- Exercise:
Transcription should be exact. Include all entries.

==== Supplied records ====

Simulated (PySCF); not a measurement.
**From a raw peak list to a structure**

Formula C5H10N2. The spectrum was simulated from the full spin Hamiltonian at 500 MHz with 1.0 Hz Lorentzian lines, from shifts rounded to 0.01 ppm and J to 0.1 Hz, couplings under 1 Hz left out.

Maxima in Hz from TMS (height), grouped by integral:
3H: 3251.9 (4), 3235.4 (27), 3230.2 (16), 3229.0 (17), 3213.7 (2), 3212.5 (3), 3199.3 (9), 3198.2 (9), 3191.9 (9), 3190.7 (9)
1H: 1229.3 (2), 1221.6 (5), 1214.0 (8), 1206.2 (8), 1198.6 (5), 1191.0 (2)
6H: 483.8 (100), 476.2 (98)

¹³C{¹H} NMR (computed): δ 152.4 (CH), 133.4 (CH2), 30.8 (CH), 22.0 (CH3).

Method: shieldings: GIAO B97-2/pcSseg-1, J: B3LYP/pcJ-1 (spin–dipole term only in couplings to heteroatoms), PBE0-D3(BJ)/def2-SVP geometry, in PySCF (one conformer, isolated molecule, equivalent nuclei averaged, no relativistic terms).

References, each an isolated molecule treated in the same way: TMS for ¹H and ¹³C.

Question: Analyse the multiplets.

====

- Answer area:
Simulated (PySCF); not a measurement.
**From a raw peak list to a structure**

Formula C5H10N2. The spectrum was simulated from the full spin Hamiltonian at 500 MHz with 1.0 Hz Lorentzian lines, from shifts rounded to 0.01 ppm and J to 0.1 Hz, couplings under 1 Hz left out.

Maxima in Hz from TMS (height), grouped by integral:
3H: 3251.9 (4), 3235.4 (27), 3230.2 (16), 3229.0 (17), 3213.7 (2), 3212.5 (3), 3199.3 (9), 3198.2 (9), 3191.9 (9), 3190.7 (9)
1H: 1229.3 (2), 1221.6 (5), 1214.0 (8), 1206.2 (8), 1198.6 (5), 1191.0 (2)
6H: 483.8 (100), 476.2 (98)

¹³C{¹H} NMR (computed): δ 152.4 (CH), 133.4 (CH2), 30.8 (CH), 22.0 (CH3).

Method: shieldings: GIAO B97-2/pcSseg-1, J: B3LYP/pcJ-1 (spin–dipole term only in couplings to heteroatoms), PBE0-D3(BJ)/def2-SVP geometry, in PySCF (one conformer, isolated molecule, equivalent nuclei averaged, no relativistic terms).

References, each an isolated molecule treated in the same way: TMS for ¹H and ¹³C.

Question: Analyse the multiplets.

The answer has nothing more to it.